▶ **WORK ITEM**
Give back an exact copy of the lines from the start of the material through the line bearing "33 atoms, charge". Include both ends and nothing else.

▶ **DATASET EXTRACT**
________

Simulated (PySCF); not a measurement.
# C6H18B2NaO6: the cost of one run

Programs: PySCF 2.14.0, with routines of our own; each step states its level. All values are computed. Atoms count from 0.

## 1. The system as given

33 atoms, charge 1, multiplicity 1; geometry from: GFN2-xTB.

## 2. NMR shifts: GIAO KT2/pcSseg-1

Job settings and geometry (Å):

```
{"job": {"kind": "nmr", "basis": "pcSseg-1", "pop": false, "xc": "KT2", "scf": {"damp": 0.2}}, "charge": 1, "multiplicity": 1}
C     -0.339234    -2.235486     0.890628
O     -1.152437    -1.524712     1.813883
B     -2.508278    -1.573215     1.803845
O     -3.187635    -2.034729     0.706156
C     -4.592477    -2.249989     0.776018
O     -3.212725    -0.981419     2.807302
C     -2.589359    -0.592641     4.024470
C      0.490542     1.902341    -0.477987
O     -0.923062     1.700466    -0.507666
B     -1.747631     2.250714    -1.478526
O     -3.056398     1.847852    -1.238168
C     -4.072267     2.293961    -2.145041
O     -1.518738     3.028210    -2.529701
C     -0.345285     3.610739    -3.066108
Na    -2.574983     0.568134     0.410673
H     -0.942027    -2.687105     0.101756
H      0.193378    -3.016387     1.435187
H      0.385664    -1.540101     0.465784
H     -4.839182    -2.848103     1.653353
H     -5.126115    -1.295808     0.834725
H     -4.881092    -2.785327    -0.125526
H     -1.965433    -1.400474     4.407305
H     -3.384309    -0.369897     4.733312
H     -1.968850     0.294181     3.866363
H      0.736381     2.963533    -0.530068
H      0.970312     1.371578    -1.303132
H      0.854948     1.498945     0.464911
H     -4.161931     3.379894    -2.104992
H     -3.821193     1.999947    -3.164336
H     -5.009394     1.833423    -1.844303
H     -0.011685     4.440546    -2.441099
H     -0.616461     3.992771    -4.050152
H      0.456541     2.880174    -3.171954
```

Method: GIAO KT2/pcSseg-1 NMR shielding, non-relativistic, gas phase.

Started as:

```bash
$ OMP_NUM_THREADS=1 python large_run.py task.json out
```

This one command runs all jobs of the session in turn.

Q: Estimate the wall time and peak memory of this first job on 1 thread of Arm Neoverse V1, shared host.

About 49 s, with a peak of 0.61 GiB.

________

▶ **RESPONSE BOX**
Simulated (PySCF); not a measurement.
# C6H18B2NaO6: the cost of one run

Programs: PySCF 2.14.0, with routines of our own; each step states its level. All values are computed. Atoms count from 0.

## 1. The system as given

33 atoms, charge 1, multiplicity 1; geometry from: GFN2-xTB.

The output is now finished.